Transcribe the records word for word, beginning with the first line and ending with the line that contains "Question: Give a"; include nothing else.

=== Begin Enclosure ===

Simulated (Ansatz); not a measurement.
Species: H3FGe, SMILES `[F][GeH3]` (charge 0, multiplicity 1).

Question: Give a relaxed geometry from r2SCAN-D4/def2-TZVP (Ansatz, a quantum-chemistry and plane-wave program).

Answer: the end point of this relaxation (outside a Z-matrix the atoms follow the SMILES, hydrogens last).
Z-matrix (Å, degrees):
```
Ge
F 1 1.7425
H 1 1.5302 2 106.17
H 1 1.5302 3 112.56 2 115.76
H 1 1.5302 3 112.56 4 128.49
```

=== End Enclosure ===

**Answer space:**
Simulated (Ansatz); not a measurement.
Species: H3FGe, SMILES `[F][GeH3]` (charge 0, multiplicity 1).

Question: Give a relaxed geometry from r2SCAN-D4/def2-TZVP (Ansatz, a quantum-chemistry and plane-wave program).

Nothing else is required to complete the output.